## Work request
Your reply should consist solely of the lines from the start of the material below through the line containing "Atom by atom", reproduced exactly.

START Excerpted data

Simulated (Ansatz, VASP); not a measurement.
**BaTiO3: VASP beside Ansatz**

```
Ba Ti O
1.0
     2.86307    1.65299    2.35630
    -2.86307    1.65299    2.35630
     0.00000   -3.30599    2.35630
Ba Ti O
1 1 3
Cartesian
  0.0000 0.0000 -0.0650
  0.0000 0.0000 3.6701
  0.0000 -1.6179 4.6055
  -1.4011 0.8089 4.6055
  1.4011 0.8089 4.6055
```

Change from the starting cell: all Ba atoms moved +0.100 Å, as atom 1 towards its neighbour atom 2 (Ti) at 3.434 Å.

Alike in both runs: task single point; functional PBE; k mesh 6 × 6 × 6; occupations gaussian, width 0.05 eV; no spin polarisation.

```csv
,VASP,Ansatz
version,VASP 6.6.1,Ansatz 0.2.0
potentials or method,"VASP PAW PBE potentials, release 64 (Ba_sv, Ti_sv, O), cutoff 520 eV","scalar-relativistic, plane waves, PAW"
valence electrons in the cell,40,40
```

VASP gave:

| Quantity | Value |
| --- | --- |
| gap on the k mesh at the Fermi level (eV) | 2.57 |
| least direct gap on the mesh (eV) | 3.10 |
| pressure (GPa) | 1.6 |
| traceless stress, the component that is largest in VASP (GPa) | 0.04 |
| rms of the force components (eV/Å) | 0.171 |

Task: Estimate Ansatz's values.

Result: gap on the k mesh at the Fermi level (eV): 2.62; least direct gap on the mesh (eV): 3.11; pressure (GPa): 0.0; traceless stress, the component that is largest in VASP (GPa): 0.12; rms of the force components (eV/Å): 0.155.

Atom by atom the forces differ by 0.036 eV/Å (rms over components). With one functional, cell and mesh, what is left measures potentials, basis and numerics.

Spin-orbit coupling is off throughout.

END Excerpted data

## Your response
Simulated (Ansatz, VASP); not a measurement.
**BaTiO3: VASP beside Ansatz**

```
Ba Ti O
1.0
     2.86307    1.65299    2.35630
    -2.86307    1.65299    2.35630
     0.00000   -3.30599    2.35630
Ba Ti O
1 1 3
Cartesian
  0.0000 0.0000 -0.0650
  0.0000 0.0000 3.6701
  0.0000 -1.6179 4.6055
  -1.4011 0.8089 4.6055
  1.4011 0.8089 4.6055
```

Change from the starting cell: all Ba atoms moved +0.100 Å, as atom 1 towards its neighbour atom 2 (Ti) at 3.434 Å.

Alike in both runs: task single point; functional PBE; k mesh 6 × 6 × 6; occupations gaussian, width 0.05 eV; no spin polarisation.

```csv
,VASP,Ansatz
version,VASP 6.6.1,Ansatz 0.2.0
potentials or method,"VASP PAW PBE potentials, release 64 (Ba_sv, Ti_sv, O), cutoff 520 eV","scalar-relativistic, plane waves, PAW"
valence electrons in the cell,40,40
```

VASP gave:

| Quantity | Value |
| --- | --- |
| gap on the k mesh at the Fermi level (eV) | 2.57 |
| least direct gap on the mesh (eV) | 3.10 |
| pressure (GPa) | 1.6 |
| traceless stress, the component that is largest in VASP (GPa) | 0.04 |
| rms of the force components (eV/Å) | 0.171 |

Task: Estimate Ansatz's values.

Result: gap on the k mesh at the Fermi level (eV): 2.62; least direct gap on the mesh (eV): 3.11; pressure (GPa): 0.0; traceless stress, the component that is largest in VASP (GPa): 0.12; rms of the force components (eV/Å): 0.155.

Atom by atom the forces differ by 0.036 eV/Å (rms over components). With one functional, cell and mesh, what is left measures potentials, basis and numerics.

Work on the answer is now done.